=== Available data ===
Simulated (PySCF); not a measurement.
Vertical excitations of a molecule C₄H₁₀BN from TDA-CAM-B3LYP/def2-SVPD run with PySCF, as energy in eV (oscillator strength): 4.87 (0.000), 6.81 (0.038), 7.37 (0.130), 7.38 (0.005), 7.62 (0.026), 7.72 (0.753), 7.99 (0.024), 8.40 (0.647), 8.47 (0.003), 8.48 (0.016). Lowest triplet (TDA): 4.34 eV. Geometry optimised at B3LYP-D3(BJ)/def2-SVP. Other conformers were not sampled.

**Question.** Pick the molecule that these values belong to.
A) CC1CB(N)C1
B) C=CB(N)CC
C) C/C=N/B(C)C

=== Action item ===
Word for word, give back the data shown above.

=== Task answer ===
Simulated (PySCF); not a measurement.
Vertical excitations of a molecule C₄H₁₀BN from TDA-CAM-B3LYP/def2-SVPD run with PySCF, as energy in eV (oscillator strength): 4.87 (0.000), 6.81 (0.038), 7.37 (0.130), 7.38 (0.005), 7.62 (0.026), 7.72 (0.753), 7.99 (0.024), 8.40 (0.647), 8.47 (0.003), 8.48 (0.016). Lowest triplet (TDA): 4.34 eV. Geometry optimised at B3LYP-D3(BJ)/def2-SVP. Other conformers were not sampled.

**Question.** Pick the molecule that these values belong to.
A) CC1CB(N)C1
B) C=CB(N)CC
C) C/C=N/B(C)C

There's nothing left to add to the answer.